§ **DATA LISTING**:
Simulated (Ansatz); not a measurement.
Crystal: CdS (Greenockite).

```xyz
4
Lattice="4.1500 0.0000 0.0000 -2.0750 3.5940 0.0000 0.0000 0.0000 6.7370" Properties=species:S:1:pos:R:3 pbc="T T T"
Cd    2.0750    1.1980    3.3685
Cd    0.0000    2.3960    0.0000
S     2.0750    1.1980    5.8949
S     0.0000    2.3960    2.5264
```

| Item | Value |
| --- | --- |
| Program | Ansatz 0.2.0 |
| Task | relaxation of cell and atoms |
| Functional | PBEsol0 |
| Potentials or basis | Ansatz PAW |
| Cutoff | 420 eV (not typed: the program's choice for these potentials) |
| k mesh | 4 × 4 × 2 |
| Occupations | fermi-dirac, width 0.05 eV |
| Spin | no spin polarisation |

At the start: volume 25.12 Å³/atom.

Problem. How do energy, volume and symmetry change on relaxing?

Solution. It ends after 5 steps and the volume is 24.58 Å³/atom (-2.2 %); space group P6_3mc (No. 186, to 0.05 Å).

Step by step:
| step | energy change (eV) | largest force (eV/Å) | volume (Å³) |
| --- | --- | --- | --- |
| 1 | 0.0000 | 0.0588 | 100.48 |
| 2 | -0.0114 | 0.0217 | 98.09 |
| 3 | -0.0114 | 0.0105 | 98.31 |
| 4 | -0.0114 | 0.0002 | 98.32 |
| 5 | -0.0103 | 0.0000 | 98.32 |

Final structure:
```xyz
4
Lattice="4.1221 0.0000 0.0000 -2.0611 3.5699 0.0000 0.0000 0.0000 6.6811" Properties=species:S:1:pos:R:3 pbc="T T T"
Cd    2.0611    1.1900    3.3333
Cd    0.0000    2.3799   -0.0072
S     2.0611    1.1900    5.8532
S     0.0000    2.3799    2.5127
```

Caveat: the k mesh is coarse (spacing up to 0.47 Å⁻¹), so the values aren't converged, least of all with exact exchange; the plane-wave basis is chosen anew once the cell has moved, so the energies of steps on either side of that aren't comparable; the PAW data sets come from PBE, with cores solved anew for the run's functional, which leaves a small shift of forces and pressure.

§ **ASSIGNED TASK**: Set down exactly the lines above that run from the start of the listing to the line with "At the start: volume 25.12 Å³/atom.". Leave out every later line.

§ **WORKED SOLUTION**:
Simulated (Ansatz); not a measurement.
Crystal: CdS (Greenockite).

```xyz
4
Lattice="4.1500 0.0000 0.0000 -2.0750 3.5940 0.0000 0.0000 0.0000 6.7370" Properties=species:S:1:pos:R:3 pbc="T T T"
Cd    2.0750    1.1980    3.3685
Cd    0.0000    2.3960    0.0000
S     2.0750    1.1980    5.8949
S     0.0000    2.3960    2.5264
```

| Item | Value |
| --- | --- |
| Program | Ansatz 0.2.0 |
| Task | relaxation of cell and atoms |
| Functional | PBEsol0 |
| Potentials or basis | Ansatz PAW |
| Cutoff | 420 eV (not typed: the program's choice for these potentials) |
| k mesh | 4 × 4 × 2 |
| Occupations | fermi-dirac, width 0.05 eV |
| Spin | no spin polarisation |

At the start: volume 25.12 Å³/atom.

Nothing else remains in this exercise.